━━━
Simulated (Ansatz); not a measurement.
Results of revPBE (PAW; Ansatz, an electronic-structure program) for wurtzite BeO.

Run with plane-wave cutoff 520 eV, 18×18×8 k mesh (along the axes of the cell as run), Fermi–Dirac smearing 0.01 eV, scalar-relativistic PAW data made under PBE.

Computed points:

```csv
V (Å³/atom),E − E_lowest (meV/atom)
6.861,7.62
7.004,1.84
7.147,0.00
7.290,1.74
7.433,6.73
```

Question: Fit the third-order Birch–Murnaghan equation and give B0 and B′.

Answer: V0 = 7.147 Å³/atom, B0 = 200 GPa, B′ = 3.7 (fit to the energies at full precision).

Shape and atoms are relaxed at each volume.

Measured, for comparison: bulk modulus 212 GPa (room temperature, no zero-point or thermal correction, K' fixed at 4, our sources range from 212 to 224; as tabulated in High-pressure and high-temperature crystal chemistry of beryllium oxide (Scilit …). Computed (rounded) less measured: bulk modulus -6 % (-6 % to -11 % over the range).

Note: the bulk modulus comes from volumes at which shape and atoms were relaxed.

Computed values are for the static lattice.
━━━

§ **Task item**
In the data above, find the line that contains "Note: the bulk", then reproduce exactly every line from the first line through that line.

§ **Expected answer**
Simulated (Ansatz); not a measurement.
Results of revPBE (PAW; Ansatz, an electronic-structure program) for wurtzite BeO.

Run with plane-wave cutoff 520 eV, 18×18×8 k mesh (along the axes of the cell as run), Fermi–Dirac smearing 0.01 eV, scalar-relativistic PAW data made under PBE.

Computed points:

```csv
V (Å³/atom),E − E_lowest (meV/atom)
6.861,7.62
7.004,1.84
7.147,0.00
7.290,1.74
7.433,6.73
```

Question: Fit the third-order Birch–Murnaghan equation and give B0 and B′.

Answer: V0 = 7.147 Å³/atom, B0 = 200 GPa, B′ = 3.7 (fit to the energies at full precision).

Shape and atoms are relaxed at each volume.

Measured, for comparison: bulk modulus 212 GPa (room temperature, no zero-point or thermal correction, K' fixed at 4, our sources range from 212 to 224; as tabulated in High-pressure and high-temperature crystal chemistry of beryllium oxide (Scilit …). Computed (rounded) less measured: bulk modulus -6 % (-6 % to -11 % over the range).

Note: the bulk modulus comes from volumes at which shape and atoms were relaxed.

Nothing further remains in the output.